- [Requirement]: Working from the listing below, set down every line exactly.

═══ Data under study ═══
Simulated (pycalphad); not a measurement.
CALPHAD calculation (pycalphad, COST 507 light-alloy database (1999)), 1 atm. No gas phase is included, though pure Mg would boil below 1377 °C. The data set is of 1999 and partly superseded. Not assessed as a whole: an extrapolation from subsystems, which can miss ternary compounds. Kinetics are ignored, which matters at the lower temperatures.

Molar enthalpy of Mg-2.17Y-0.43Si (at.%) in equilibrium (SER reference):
═══

- [Exercise output]:
Simulated (pycalphad); not a measurement.
CALPHAD calculation (pycalphad, COST 507 light-alloy database (1999)), 1 atm. No gas phase is included, though pure Mg would boil below 1377 °C. The data set is of 1999 and partly superseded. Not assessed as a whole: an extrapolation from subsystems, which can miss ternary compounds. Kinetics are ignored, which matters at the lower temperatures.

Molar enthalpy of Mg-2.17Y-0.43Si (at.%) in equilibrium (SER reference):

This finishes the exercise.